▶ **WORK INSTRUCTION**
From the first entry to the last, repeat them all exactly.

▶ **INFORMATION GIVEN**
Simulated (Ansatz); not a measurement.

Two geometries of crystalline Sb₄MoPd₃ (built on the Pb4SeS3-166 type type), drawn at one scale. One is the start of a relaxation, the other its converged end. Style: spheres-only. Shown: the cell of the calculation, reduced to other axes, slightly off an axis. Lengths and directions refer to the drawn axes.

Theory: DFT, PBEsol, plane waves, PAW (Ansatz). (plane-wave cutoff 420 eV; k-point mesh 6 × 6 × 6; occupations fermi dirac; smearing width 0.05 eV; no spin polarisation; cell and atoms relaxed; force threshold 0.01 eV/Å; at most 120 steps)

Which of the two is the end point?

▶ **TASK RESULT**
Simulated (Ansatz); not a measurement.

Two geometries of crystalline Sb₄MoPd₃ (built on the Pb4SeS3-166 type type), drawn at one scale. One is the start of a relaxation, the other its converged end. Style: spheres-only. Shown: the cell of the calculation, reduced to other axes, slightly off an axis. Lengths and directions refer to the drawn axes.

Theory: DFT, PBEsol, plane waves, PAW (Ansatz). (plane-wave cutoff 420 eV; k-point mesh 6 × 6 × 6; occupations fermi dirac; smearing width 0.05 eV; no spin polarisation; cell and atoms relaxed; force threshold 0.01 eV/Å; at most 120 steps)

Which of the two is the end point?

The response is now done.